■ Data listing:
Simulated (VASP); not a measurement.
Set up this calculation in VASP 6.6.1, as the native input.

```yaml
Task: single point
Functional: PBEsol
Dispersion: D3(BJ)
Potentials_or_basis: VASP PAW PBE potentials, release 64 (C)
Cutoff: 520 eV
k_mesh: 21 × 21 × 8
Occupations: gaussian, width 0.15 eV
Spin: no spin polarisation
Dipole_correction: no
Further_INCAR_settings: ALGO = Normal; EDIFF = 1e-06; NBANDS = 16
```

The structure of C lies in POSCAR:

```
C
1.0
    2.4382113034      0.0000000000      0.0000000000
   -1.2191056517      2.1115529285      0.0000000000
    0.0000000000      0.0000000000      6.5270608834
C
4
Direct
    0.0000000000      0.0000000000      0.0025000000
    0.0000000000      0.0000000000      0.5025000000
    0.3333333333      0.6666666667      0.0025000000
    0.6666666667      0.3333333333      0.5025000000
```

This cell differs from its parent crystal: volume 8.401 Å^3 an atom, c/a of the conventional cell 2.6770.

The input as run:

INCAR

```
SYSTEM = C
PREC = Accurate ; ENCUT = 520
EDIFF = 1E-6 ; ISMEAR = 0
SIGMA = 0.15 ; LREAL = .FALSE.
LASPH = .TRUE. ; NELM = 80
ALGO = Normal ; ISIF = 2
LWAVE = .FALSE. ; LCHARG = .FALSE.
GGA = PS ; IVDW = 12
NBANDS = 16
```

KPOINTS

■ Required action: What is needed here is an exact copy of all the entries.

■ Answer area:
Simulated (VASP); not a measurement.
Set up this calculation in VASP 6.6.1, as the native input.

```yaml
Task: single point
Functional: PBEsol
Dispersion: D3(BJ)
Potentials_or_basis: VASP PAW PBE potentials, release 64 (C)
Cutoff: 520 eV
k_mesh: 21 × 21 × 8
Occupations: gaussian, width 0.15 eV
Spin: no spin polarisation
Dipole_correction: no
Further_INCAR_settings: ALGO = Normal; EDIFF = 1e-06; NBANDS = 16
```

The structure of C lies in POSCAR:

```
C
1.0
    2.4382113034      0.0000000000      0.0000000000
   -1.2191056517      2.1115529285      0.0000000000
    0.0000000000      0.0000000000      6.5270608834
C
4
Direct
    0.0000000000      0.0000000000      0.0025000000
    0.0000000000      0.0000000000      0.5025000000
    0.3333333333      0.6666666667      0.0025000000
    0.6666666667      0.3333333333      0.5025000000
```

This cell differs from its parent crystal: volume 8.401 Å^3 an atom, c/a of the conventional cell 2.6770.

The input as run:

INCAR

```
SYSTEM = C
PREC = Accurate ; ENCUT = 520
EDIFF = 1E-6 ; ISMEAR = 0
SIGMA = 0.15 ; LREAL = .FALSE.
LASPH = .TRUE. ; NELM = 80
ALGO = Normal ; ISIF = 2
LWAVE = .FALSE. ; LCHARG = .FALSE.
GGA = PS ; IVDW = 12
NBANDS = 16
```

KPOINTS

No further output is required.